> **RECORDS SHOWN**:
########
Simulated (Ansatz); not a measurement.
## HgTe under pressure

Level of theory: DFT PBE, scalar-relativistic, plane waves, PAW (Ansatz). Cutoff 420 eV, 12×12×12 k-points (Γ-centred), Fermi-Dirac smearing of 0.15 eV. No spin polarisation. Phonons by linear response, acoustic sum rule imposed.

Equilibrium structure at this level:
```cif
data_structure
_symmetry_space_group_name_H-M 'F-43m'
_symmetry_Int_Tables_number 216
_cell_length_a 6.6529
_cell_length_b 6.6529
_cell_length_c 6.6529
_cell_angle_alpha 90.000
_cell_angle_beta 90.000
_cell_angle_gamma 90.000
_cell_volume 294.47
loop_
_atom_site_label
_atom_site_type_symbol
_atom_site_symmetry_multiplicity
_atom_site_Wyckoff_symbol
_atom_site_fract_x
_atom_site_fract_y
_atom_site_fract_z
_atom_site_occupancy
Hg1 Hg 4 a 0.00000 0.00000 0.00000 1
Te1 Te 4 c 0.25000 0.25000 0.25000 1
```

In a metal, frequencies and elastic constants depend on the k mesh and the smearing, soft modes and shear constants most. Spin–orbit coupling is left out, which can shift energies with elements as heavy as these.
########

> **WORK ITEM**:
Each line of the records above should be copied exactly.

> **RESULT**:
Simulated (Ansatz); not a measurement.
## HgTe under pressure

Level of theory: DFT PBE, scalar-relativistic, plane waves, PAW (Ansatz). Cutoff 420 eV, 12×12×12 k-points (Γ-centred), Fermi-Dirac smearing of 0.15 eV. No spin polarisation. Phonons by linear response, acoustic sum rule imposed.

Equilibrium structure at this level:
```cif
data_structure
_symmetry_space_group_name_H-M 'F-43m'
_symmetry_Int_Tables_number 216
_cell_length_a 6.6529
_cell_length_b 6.6529
_cell_length_c 6.6529
_cell_angle_alpha 90.000
_cell_angle_beta 90.000
_cell_angle_gamma 90.000
_cell_volume 294.47
loop_
_atom_site_label
_atom_site_type_symbol
_atom_site_symmetry_multiplicity
_atom_site_Wyckoff_symbol
_atom_site_fract_x
_atom_site_fract_y
_atom_site_fract_z
_atom_site_occupancy
Hg1 Hg 4 a 0.00000 0.00000 0.00000 1
Te1 Te 4 c 0.25000 0.25000 0.25000 1
```

In a metal, frequencies and elastic constants depend on the k mesh and the smearing, soft modes and shear constants most. Spin–orbit coupling is left out, which can shift energies with elements as heavy as these.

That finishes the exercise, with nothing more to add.